--- Data supplied Enclosed Below ---
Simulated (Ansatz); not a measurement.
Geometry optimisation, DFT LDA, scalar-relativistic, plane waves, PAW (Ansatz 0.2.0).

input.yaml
--- End of Enclosed Data supplied ---

Once you have read the listing, copy it out exactly.

Simulated (Ansatz); not a measurement.
Geometry optimisation, DFT LDA, scalar-relativistic, plane waves, PAW (Ansatz 0.2.0).

input.yaml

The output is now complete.